▶ [Task item]:
Please reproduce the data below exactly, from the first line through the line containing "0.9912 | 0.9909 |", and leave every later line out.

═════ Source data ═════

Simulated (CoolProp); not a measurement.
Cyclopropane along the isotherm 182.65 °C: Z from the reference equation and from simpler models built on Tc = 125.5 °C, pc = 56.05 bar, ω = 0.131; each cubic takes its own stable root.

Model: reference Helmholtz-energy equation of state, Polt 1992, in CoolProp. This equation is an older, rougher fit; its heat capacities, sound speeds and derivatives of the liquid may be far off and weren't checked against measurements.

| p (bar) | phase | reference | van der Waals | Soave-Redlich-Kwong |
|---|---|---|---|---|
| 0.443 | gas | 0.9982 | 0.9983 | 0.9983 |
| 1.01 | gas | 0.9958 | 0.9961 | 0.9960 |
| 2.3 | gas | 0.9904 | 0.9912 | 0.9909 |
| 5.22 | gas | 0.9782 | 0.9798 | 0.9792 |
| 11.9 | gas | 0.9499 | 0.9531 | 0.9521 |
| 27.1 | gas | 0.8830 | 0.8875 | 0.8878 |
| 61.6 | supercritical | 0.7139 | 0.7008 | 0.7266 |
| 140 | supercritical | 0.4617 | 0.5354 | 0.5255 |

═════

▶ [Exercise response]:
Simulated (CoolProp); not a measurement.
Cyclopropane along the isotherm 182.65 °C: Z from the reference equation and from simpler models built on Tc = 125.5 °C, pc = 56.05 bar, ω = 0.131; each cubic takes its own stable root.

Model: reference Helmholtz-energy equation of state, Polt 1992, in CoolProp. This equation is an older, rougher fit; its heat capacities, sound speeds and derivatives of the liquid may be far off and weren't checked against measurements.

| p (bar) | phase | reference | van der Waals | Soave-Redlich-Kwong |
|---|---|---|---|---|
| 0.443 | gas | 0.9982 | 0.9983 | 0.9983 |
| 1.01 | gas | 0.9958 | 0.9961 | 0.9960 |
| 2.3 | gas | 0.9904 | 0.9912 | 0.9909 |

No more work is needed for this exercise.